START Supplied information

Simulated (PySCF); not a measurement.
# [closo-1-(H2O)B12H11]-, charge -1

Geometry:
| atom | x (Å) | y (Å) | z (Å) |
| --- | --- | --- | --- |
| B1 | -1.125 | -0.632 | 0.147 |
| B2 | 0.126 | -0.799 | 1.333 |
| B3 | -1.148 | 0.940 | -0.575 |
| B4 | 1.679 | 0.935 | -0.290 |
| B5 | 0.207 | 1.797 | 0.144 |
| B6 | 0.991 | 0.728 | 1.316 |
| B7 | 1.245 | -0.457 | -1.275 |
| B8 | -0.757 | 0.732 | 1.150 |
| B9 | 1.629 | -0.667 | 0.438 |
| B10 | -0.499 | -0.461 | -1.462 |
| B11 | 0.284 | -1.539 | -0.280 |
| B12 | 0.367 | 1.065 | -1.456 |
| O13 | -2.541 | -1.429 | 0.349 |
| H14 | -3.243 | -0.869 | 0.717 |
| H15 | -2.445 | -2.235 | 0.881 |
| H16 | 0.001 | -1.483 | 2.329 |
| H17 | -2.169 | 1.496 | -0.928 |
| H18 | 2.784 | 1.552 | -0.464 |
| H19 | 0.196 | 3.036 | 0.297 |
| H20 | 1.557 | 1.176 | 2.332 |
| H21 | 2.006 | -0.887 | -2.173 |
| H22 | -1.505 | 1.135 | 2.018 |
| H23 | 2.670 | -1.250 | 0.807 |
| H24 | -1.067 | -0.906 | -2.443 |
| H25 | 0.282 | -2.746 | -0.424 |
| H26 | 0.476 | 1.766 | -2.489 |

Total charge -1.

END Supplied information

Would you print exactly and only the lines of the material above that run from the line with "-0.906 | -2.443 |" through the line with "1.766 | -2.489 |", both included?

| H24 | -1.067 | -0.906 | -2.443 |
| H25 | 0.282 | -2.746 | -0.424 |
| H26 | 0.476 | 1.766 | -2.489 |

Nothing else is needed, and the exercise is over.